=== Work order ===
Each line of the material, from the first through the one containing "- HfI4 + 2 O → HfO2 + 2 I2", is to be written out exactly.

=== Information given ===
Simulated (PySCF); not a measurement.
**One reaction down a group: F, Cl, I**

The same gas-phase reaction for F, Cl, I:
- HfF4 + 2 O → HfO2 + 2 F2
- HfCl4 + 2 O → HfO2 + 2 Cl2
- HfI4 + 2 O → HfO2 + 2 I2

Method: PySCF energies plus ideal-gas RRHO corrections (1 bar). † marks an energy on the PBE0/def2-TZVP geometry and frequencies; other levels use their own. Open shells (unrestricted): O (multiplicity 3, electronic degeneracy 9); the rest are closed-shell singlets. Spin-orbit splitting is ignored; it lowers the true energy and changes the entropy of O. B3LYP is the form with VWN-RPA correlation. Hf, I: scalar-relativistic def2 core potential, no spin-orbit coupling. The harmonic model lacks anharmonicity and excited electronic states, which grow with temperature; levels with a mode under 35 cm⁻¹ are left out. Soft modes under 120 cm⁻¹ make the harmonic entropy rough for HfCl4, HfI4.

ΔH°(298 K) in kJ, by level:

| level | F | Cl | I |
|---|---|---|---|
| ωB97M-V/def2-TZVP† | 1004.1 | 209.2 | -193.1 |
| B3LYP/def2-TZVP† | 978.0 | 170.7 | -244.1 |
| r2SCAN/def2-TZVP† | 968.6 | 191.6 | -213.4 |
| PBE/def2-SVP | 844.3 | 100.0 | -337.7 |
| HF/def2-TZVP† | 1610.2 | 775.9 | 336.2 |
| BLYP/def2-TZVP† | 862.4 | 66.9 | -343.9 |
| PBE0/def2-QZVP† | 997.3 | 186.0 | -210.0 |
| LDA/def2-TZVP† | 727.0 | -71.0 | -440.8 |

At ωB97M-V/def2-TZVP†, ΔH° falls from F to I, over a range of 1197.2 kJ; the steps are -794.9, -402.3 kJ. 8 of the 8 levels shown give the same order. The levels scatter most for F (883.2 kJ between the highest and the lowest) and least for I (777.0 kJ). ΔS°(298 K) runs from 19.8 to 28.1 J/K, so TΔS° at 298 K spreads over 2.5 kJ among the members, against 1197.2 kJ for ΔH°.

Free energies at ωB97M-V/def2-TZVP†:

=== Problem solution ===
Simulated (PySCF); not a measurement.
**One reaction down a group: F, Cl, I**

The same gas-phase reaction for F, Cl, I:
- HfF4 + 2 O → HfO2 + 2 F2
- HfCl4 + 2 O → HfO2 + 2 Cl2
- HfI4 + 2 O → HfO2 + 2 I2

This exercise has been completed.